*** Extracted data Section Begins ***

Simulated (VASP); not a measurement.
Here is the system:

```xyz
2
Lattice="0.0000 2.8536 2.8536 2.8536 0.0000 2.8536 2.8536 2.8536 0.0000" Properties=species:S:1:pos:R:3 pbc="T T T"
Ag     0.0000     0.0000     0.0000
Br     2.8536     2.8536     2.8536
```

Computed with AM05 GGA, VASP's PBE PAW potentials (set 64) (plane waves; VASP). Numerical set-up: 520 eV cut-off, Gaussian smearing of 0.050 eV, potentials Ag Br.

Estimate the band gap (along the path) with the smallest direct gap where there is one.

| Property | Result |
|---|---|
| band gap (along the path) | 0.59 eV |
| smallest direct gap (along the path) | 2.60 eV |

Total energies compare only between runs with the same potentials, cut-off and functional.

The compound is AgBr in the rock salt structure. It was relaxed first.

*** Extracted data Section Ends ***

> **Task item**
The exact lines of the material above starting at the one that contains "path) | 0.59 eV |" and ending at the one that contains "Total energies compare" are what to retype; leave out everything else.

> **Response**
| band gap (along the path) | 0.59 eV |
| smallest direct gap (along the path) | 2.60 eV |

Total energies compare only between runs with the same potentials, cut-off and functional.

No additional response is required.